* **Listed entries**:
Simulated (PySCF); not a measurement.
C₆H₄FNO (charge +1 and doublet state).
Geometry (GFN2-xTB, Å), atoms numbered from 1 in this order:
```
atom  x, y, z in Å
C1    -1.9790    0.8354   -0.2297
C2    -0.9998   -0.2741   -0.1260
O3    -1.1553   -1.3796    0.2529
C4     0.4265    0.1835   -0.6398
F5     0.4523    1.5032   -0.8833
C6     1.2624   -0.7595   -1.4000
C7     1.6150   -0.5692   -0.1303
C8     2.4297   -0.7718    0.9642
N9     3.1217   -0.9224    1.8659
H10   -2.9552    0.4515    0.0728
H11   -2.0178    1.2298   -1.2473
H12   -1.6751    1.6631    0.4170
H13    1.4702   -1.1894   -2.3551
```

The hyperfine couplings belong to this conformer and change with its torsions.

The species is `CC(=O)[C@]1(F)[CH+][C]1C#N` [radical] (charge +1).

* **Work task**: Write out all the data again, exactly as it appears.

* **Your solution**:
Simulated (PySCF); not a measurement.
C₆H₄FNO (charge +1 and doublet state).
Geometry (GFN2-xTB, Å), atoms numbered from 1 in this order:
```
atom  x, y, z in Å
C1    -1.9790    0.8354   -0.2297
C2    -0.9998   -0.2741   -0.1260
O3    -1.1553   -1.3796    0.2529
C4     0.4265    0.1835   -0.6398
F5     0.4523    1.5032   -0.8833
C6     1.2624   -0.7595   -1.4000
C7     1.6150   -0.5692   -0.1303
C8     2.4297   -0.7718    0.9642
N9     3.1217   -0.9224    1.8659
H10   -2.9552    0.4515    0.0728
H11   -2.0178    1.2298   -1.2473
H12   -1.6751    1.6631    0.4170
H13    1.4702   -1.1894   -2.3551
```

The hyperfine couplings belong to this conformer and change with its torsions.

The species is `CC(=O)[C@]1(F)[CH+][C]1C#N` [radical] (charge +1).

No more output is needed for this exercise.